------ Information supplied

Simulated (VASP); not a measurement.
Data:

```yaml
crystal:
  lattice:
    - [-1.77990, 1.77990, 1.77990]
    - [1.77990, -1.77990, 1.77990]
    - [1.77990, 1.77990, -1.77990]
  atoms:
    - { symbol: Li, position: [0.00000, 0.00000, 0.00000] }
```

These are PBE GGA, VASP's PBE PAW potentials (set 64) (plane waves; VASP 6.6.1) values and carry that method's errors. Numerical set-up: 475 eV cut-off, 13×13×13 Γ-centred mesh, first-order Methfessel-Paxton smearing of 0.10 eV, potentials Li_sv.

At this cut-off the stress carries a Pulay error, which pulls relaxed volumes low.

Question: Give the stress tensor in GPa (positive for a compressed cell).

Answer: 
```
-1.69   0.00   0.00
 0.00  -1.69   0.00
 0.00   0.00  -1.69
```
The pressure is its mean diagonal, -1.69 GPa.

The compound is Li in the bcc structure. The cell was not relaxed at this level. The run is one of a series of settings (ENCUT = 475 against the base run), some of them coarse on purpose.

------------

# Activity:
Repeat the entries above verbatim, but only from the line that has "Question: Give the" down to the line that has "The pressure is its mean diagonal, -1.69 GPa.", inclusive.

# Your solution:
Question: Give the stress tensor in GPa (positive for a compressed cell).

Answer: 
```
-1.69   0.00   0.00
 0.00  -1.69   0.00
 0.00   0.00  -1.69
```
The pressure is its mean diagonal, -1.69 GPa.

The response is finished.